*** Opening of Data records ***

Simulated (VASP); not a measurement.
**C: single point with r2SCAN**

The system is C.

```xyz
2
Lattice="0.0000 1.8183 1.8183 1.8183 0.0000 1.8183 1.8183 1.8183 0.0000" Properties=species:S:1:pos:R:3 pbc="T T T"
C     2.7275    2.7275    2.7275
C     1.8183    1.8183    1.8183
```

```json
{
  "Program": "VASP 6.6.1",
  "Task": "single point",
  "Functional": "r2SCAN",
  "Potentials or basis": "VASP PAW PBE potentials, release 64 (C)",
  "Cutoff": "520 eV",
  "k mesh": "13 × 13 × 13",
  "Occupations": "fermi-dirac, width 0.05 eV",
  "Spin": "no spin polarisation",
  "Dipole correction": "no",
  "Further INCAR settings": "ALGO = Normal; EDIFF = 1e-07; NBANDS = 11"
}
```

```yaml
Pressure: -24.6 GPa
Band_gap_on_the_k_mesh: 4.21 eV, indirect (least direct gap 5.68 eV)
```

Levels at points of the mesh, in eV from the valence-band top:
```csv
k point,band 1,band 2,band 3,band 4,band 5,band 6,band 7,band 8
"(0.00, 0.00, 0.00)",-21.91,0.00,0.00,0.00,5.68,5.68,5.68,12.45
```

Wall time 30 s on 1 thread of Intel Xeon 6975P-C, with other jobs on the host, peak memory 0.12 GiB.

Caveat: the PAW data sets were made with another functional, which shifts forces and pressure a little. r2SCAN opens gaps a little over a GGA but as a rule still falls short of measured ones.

*** Close of Data records ***

● Work item
Give only the lines from the one holding "Levels at points" through the one holding "Wall time 30", each restated exactly as it appears above.

● Answer section
Levels at points of the mesh, in eV from the valence-band top:
```csv
k point,band 1,band 2,band 3,band 4,band 5,band 6,band 7,band 8
"(0.00, 0.00, 0.00)",-21.91,0.00,0.00,0.00,5.68,5.68,5.68,12.45
```

Wall time 30 s on 1 thread of Intel Xeon 6975P-C, with other jobs on the host, peak memory 0.12 GiB.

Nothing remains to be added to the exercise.